Would you please copy the part of the material below that opens with the line containing "Which values does Ansatz return?" and closes with the line containing "gap on the k mesh at the Fermi level (eV): 1.53;"? Copy it exactly, and only it.

>>
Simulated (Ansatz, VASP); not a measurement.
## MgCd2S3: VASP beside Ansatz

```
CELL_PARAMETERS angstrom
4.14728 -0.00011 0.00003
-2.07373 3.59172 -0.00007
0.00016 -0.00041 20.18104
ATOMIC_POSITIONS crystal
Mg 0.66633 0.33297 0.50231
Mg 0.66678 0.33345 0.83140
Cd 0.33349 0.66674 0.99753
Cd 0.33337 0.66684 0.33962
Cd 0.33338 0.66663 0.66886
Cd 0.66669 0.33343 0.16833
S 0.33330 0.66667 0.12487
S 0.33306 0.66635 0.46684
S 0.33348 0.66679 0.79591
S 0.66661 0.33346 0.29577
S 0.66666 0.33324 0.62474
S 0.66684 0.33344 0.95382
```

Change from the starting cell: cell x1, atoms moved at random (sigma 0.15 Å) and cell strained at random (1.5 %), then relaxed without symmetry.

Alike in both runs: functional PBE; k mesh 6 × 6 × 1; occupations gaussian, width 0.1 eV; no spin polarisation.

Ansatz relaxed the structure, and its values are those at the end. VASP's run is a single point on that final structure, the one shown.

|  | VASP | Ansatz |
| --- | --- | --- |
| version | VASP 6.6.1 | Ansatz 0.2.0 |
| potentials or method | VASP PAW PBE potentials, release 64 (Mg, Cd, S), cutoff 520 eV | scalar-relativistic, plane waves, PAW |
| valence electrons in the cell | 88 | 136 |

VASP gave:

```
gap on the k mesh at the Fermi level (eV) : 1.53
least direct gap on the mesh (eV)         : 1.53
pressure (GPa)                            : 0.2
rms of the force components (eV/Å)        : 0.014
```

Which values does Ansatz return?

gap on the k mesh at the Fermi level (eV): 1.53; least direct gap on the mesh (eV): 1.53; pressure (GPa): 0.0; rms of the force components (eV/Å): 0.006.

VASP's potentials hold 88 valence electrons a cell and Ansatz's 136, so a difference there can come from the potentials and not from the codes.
<<

EXPECTED ANSWER →
Which values does Ansatz return?

gap on the k mesh at the Fermi level (eV): 1.53; least direct gap on the mesh (eV): 1.53; pressure (GPa): 0.0; rms of the force components (eV/Å): 0.006.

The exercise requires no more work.